[INFORMATION SHOWN]
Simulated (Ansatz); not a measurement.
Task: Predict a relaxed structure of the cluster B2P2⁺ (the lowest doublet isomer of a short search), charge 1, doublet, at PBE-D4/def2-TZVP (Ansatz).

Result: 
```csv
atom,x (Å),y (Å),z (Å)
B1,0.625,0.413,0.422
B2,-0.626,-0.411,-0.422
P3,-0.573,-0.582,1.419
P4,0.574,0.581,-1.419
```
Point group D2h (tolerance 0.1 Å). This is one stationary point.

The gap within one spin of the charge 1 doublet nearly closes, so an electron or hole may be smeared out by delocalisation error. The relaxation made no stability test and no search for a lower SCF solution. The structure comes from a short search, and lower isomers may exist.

[WORK ITEM]
The first line of the entries, the line with "Point group D2h", and every line between them should be retyped exactly, and nothing else.

[PROBLEM SOLUTION]
Simulated (Ansatz); not a measurement.
Task: Predict a relaxed structure of the cluster B2P2⁺ (the lowest doublet isomer of a short search), charge 1, doublet, at PBE-D4/def2-TZVP (Ansatz).

Result: 
```csv
atom,x (Å),y (Å),z (Å)
B1,0.625,0.413,0.422
B2,-0.626,-0.411,-0.422
P3,-0.573,-0.582,1.419
P4,0.574,0.581,-1.419
```
Point group D2h (tolerance 0.1 Å). This is one stationary point.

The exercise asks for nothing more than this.